### Brief
The lines to be extracted run from the start of the listing through the line containing "Cobalt (Co, Z"; copy them exactly and nothing else.

### Data
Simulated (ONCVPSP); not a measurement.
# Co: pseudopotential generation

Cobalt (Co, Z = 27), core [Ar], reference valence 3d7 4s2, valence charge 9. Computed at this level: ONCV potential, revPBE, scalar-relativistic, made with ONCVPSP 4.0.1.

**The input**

### Task response
Simulated (ONCVPSP); not a measurement.
# Co: pseudopotential generation

Cobalt (Co, Z = 27), core [Ar], reference valence 3d7 4s2, valence charge 9. Computed at this level: ONCV potential, revPBE, scalar-relativistic, made with ONCVPSP 4.0.1.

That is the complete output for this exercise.